■ RECORDS SHOWN ■
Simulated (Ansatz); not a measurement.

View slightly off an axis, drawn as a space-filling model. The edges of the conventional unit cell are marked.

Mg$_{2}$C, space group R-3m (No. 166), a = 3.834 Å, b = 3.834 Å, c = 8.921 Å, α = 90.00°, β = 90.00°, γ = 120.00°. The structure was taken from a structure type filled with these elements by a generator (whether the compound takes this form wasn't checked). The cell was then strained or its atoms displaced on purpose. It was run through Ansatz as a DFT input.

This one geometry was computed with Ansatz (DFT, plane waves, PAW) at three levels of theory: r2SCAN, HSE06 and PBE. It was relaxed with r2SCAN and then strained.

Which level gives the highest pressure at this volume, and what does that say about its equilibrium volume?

■ ACTION ITEM ■
Retype all of the records so that every line matches the original exactly.

■ TASK ANSWER ■
Simulated (Ansatz); not a measurement.

View slightly off an axis, drawn as a space-filling model. The edges of the conventional unit cell are marked.

Mg$_{2}$C, space group R-3m (No. 166), a = 3.834 Å, b = 3.834 Å, c = 8.921 Å, α = 90.00°, β = 90.00°, γ = 120.00°. The structure was taken from a structure type filled with these elements by a generator (whether the compound takes this form wasn't checked). The cell was then strained or its atoms displaced on purpose. It was run through Ansatz as a DFT input.

This one geometry was computed with Ansatz (DFT, plane waves, PAW) at three levels of theory: r2SCAN, HSE06 and PBE. It was relaxed with r2SCAN and then strained.

Which level gives the highest pressure at this volume, and what does that say about its equilibrium volume?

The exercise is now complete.